--- Provided records Enclosed Below ---
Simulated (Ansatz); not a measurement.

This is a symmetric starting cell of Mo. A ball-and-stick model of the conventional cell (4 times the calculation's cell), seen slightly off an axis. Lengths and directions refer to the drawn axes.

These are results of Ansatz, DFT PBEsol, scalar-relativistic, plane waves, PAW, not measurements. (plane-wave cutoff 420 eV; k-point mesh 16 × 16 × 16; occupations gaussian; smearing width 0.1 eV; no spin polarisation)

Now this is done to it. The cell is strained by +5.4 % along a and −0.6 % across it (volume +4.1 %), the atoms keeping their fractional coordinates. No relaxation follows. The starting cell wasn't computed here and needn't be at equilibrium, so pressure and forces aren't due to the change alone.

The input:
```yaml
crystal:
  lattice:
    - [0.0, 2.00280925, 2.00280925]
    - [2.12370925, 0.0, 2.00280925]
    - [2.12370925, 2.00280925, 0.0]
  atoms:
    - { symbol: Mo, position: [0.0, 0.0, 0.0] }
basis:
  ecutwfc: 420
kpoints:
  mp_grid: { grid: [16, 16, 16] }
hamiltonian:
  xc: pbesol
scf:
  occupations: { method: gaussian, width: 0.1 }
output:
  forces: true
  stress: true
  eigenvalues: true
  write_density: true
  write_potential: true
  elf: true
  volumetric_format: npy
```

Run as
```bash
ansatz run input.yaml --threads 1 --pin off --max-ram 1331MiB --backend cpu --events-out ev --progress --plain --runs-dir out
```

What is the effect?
--- End of Enclosed Provided records ---

Activity:
Transcribe the data. Leave every line exactly as it is.

Task answer:
Simulated (Ansatz); not a measurement.

This is a symmetric starting cell of Mo. A ball-and-stick model of the conventional cell (4 times the calculation's cell), seen slightly off an axis. Lengths and directions refer to the drawn axes.

These are results of Ansatz, DFT PBEsol, scalar-relativistic, plane waves, PAW, not measurements. (plane-wave cutoff 420 eV; k-point mesh 16 × 16 × 16; occupations gaussian; smearing width 0.1 eV; no spin polarisation)

Now this is done to it. The cell is strained by +5.4 % along a and −0.6 % across it (volume +4.1 %), the atoms keeping their fractional coordinates. No relaxation follows. The starting cell wasn't computed here and needn't be at equilibrium, so pressure and forces aren't due to the change alone.

The input:
```yaml
crystal:
  lattice:
    - [0.0, 2.00280925, 2.00280925]
    - [2.12370925, 0.0, 2.00280925]
    - [2.12370925, 2.00280925, 0.0]
  atoms:
    - { symbol: Mo, position: [0.0, 0.0, 0.0] }
basis:
  ecutwfc: 420
kpoints:
  mp_grid: { grid: [16, 16, 16] }
hamiltonian:
  xc: pbesol
scf:
  occupations: { method: gaussian, width: 0.1 }
output:
  forces: true
  stress: true
  eigenvalues: true
  write_density: true
  write_potential: true
  elf: true
  volumetric_format: npy
```

Run as
```bash
ansatz run input.yaml --threads 1 --pin off --max-ram 1331MiB --backend cpu --events-out ev --progress --plain --runs-dir out
```

What is the effect?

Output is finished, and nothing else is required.